▶ [TASK ITEM] From the first line of the data below, copy each line up to the one containing "### Step 1. The structure to begin with", and include that line too.

▶ [LISTED ENTRIES]
^^^^^^^^

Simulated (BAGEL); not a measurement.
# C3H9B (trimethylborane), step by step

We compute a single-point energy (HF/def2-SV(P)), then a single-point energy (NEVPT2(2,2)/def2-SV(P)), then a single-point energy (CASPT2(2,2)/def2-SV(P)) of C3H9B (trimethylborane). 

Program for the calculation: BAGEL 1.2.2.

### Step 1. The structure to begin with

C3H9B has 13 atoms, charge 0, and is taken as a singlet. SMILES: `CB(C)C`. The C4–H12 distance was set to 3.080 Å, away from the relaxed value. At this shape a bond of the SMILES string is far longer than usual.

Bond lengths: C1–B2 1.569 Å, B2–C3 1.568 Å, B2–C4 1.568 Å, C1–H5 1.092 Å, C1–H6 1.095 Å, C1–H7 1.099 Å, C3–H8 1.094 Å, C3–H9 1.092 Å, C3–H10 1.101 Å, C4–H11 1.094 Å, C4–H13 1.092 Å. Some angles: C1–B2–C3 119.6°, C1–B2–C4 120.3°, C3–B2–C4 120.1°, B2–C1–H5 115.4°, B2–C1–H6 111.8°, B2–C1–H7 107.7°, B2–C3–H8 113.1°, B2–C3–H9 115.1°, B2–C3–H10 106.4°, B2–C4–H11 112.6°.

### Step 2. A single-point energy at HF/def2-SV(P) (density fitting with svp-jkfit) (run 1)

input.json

^^^^^^^^

▶ [RESPONSE]
Simulated (BAGEL); not a measurement.
# C3H9B (trimethylborane), step by step

We compute a single-point energy (HF/def2-SV(P)), then a single-point energy (NEVPT2(2,2)/def2-SV(P)), then a single-point energy (CASPT2(2,2)/def2-SV(P)) of C3H9B (trimethylborane). 

Program for the calculation: BAGEL 1.2.2.

### Step 1. The structure to begin with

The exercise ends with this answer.